━━━ RECORD SET ━━━

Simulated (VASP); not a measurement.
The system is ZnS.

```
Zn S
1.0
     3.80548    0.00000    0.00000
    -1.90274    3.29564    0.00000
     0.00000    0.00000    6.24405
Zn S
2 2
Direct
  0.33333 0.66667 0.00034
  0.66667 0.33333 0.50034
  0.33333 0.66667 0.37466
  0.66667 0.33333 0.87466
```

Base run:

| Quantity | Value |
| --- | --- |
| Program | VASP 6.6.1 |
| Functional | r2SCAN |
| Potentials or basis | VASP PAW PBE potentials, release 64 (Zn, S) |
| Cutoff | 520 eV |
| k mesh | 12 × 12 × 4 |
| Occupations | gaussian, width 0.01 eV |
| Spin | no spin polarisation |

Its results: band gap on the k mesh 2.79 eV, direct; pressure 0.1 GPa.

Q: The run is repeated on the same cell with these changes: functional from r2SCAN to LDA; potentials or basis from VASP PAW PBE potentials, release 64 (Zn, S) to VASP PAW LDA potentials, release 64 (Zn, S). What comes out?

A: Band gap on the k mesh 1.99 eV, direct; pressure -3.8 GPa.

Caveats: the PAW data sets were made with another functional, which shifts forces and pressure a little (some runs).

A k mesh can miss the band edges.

━━━

_WORK INSTRUCTION_
For the lines above, output exactly those from the line containing "width 0.01 eV |" through the line containing "Caveats: the PAW", and skip the others.

_EXERCISE SOLUTION_
| Occupations | gaussian, width 0.01 eV |
| Spin | no spin polarisation |

Its results: band gap on the k mesh 2.79 eV, direct; pressure 0.1 GPa.

Q: The run is repeated on the same cell with these changes: functional from r2SCAN to LDA; potentials or basis from VASP PAW PBE potentials, release 64 (Zn, S) to VASP PAW LDA potentials, release 64 (Zn, S). What comes out?

A: Band gap on the k mesh 1.99 eV, direct; pressure -3.8 GPa.

Caveats: the PAW data sets were made with another functional, which shifts forces and pressure a little (some runs).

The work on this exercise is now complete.